Work order —
Only the opening lines of the listing, through the one with "Point group C2", are to be retyped, each exactly as it stands.

Information supplied —
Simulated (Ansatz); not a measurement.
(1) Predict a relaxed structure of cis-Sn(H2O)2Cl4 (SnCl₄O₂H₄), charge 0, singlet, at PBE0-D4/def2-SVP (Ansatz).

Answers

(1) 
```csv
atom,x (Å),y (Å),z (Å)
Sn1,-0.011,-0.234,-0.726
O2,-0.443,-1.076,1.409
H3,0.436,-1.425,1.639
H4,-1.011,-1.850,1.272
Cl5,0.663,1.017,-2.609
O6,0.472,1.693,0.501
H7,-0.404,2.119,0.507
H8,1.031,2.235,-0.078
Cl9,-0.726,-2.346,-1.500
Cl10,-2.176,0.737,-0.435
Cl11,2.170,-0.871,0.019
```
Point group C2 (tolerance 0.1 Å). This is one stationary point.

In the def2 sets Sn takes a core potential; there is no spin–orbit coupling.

Solution —
Simulated (Ansatz); not a measurement.
(1) Predict a relaxed structure of cis-Sn(H2O)2Cl4 (SnCl₄O₂H₄), charge 0, singlet, at PBE0-D4/def2-SVP (Ansatz).

Answers

(1) 
```csv
atom,x (Å),y (Å),z (Å)
Sn1,-0.011,-0.234,-0.726
O2,-0.443,-1.076,1.409
H3,0.436,-1.425,1.639
H4,-1.011,-1.850,1.272
Cl5,0.663,1.017,-2.609
O6,0.472,1.693,0.501
H7,-0.404,2.119,0.507
H8,1.031,2.235,-0.078
Cl9,-0.726,-2.346,-1.500
Cl10,-2.176,0.737,-0.435
Cl11,2.170,-0.871,0.019
```
Point group C2 (tolerance 0.1 Å). This is one stationary point.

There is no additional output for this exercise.